** Task item **
The full set of entries has to be output exactly.

BEGIN

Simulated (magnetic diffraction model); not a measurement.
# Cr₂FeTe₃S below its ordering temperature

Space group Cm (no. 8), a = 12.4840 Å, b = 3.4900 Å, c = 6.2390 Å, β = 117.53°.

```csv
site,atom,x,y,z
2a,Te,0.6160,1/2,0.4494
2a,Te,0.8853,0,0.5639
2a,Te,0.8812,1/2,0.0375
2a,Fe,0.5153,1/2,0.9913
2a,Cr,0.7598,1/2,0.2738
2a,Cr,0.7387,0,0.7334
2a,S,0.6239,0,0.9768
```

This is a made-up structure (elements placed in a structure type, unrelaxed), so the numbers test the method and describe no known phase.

END

** Exercise answer **
Simulated (magnetic diffraction model); not a measurement.
# Cr₂FeTe₃S below its ordering temperature

Space group Cm (no. 8), a = 12.4840 Å, b = 3.4900 Å, c = 6.2390 Å, β = 117.53°.

```csv
site,atom,x,y,z
2a,Te,0.6160,1/2,0.4494
2a,Te,0.8853,0,0.5639
2a,Te,0.8812,1/2,0.0375
2a,Fe,0.5153,1/2,0.9913
2a,Cr,0.7598,1/2,0.2738
2a,Cr,0.7387,0,0.7334
2a,S,0.6239,0,0.9768
```

This is a made-up structure (elements placed in a structure type, unrelaxed), so the numbers test the method and describe no known phase.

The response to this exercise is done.